--- Data to examine Enclosed Below ---
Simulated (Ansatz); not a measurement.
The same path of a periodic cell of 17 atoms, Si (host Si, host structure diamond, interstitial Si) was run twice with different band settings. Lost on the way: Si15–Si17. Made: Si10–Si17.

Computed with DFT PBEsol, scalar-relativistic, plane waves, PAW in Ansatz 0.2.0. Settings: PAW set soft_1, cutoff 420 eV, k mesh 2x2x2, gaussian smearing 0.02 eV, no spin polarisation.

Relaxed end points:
--- End of Enclosed Data to examine ---

[Assignment]
Please write out every record shown above exactly as it reads.

[Answer box]
Simulated (Ansatz); not a measurement.
The same path of a periodic cell of 17 atoms, Si (host Si, host structure diamond, interstitial Si) was run twice with different band settings. Lost on the way: Si15–Si17. Made: Si10–Si17.

Computed with DFT PBEsol, scalar-relativistic, plane waves, PAW in Ansatz 0.2.0. Settings: PAW set soft_1, cutoff 420 eV, k mesh 2x2x2, gaussian smearing 0.02 eV, no spin polarisation.

Relaxed end points:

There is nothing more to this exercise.